→ **BRIEF**: Using the material that follows, output exactly the lines from the one containing "A run of VASP" through the one containing "How long does it take, and how much memory?", with both ends kept.

────────────────────────────────────────
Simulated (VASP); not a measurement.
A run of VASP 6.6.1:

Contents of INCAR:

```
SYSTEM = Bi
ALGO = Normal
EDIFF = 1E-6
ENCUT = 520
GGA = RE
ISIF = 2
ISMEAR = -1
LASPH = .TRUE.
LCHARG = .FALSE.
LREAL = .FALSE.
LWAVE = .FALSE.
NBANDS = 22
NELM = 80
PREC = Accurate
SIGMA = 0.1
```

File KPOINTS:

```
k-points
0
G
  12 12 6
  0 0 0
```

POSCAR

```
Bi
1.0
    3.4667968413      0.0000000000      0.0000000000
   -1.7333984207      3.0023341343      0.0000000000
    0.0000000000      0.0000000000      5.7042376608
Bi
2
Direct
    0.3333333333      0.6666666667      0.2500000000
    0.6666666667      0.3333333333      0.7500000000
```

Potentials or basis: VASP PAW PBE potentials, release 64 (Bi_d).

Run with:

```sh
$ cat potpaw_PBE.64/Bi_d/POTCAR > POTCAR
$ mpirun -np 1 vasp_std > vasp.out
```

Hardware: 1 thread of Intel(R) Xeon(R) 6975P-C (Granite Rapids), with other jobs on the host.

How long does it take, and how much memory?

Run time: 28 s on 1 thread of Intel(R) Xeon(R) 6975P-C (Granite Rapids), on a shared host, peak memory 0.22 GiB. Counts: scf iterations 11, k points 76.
────────────────────────────────────────

→ **EXPECTED ANSWER**:
A run of VASP 6.6.1:

Contents of INCAR:

```
SYSTEM = Bi
ALGO = Normal
EDIFF = 1E-6
ENCUT = 520
GGA = RE
ISIF = 2
ISMEAR = -1
LASPH = .TRUE.
LCHARG = .FALSE.
LREAL = .FALSE.
LWAVE = .FALSE.
NBANDS = 22
NELM = 80
PREC = Accurate
SIGMA = 0.1
```

File KPOINTS:

```
k-points
0
G
  12 12 6
  0 0 0
```

POSCAR

```
Bi
1.0
    3.4667968413      0.0000000000      0.0000000000
   -1.7333984207      3.0023341343      0.0000000000
    0.0000000000      0.0000000000      5.7042376608
Bi
2
Direct
    0.3333333333      0.6666666667      0.2500000000
    0.6666666667      0.3333333333      0.7500000000
```

Potentials or basis: VASP PAW PBE potentials, release 64 (Bi_d).

Run with:

```sh
$ cat potpaw_PBE.64/Bi_d/POTCAR > POTCAR
$ mpirun -np 1 vasp_std > vasp.out
```

Hardware: 1 thread of Intel(R) Xeon(R) 6975P-C (Granite Rapids), with other jobs on the host.

How long does it take, and how much memory?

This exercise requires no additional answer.